* _Exercise_
From the data below, please reproduce exactly everything from the line that contains "All numbers are" down to the line that contains "### 1 The cell of the first run", with both ends included.

* _Provided material_
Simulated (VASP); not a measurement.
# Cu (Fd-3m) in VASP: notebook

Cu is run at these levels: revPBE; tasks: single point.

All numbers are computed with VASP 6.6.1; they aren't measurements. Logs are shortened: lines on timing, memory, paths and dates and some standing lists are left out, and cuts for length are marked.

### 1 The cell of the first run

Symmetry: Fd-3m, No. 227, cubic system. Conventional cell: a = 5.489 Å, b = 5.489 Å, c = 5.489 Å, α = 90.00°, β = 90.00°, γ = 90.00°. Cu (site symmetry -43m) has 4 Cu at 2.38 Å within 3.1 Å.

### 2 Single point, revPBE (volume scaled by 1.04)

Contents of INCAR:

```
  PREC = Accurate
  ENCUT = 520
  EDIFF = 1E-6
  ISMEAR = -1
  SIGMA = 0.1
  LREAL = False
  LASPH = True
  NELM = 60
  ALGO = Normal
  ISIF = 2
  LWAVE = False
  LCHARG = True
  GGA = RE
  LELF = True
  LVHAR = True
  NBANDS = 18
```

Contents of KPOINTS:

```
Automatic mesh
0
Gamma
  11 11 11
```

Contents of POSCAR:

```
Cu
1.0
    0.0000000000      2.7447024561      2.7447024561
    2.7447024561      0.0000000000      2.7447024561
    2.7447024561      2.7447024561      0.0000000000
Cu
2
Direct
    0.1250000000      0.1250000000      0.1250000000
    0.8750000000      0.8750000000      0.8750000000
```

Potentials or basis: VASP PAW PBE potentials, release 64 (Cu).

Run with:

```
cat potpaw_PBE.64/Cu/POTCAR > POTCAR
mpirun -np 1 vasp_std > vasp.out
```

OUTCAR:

* _Exercise result_
All numbers are computed with VASP 6.6.1; they aren't measurements. Logs are shortened: lines on timing, memory, paths and dates and some standing lists are left out, and cuts for length are marked.

### 1 The cell of the first run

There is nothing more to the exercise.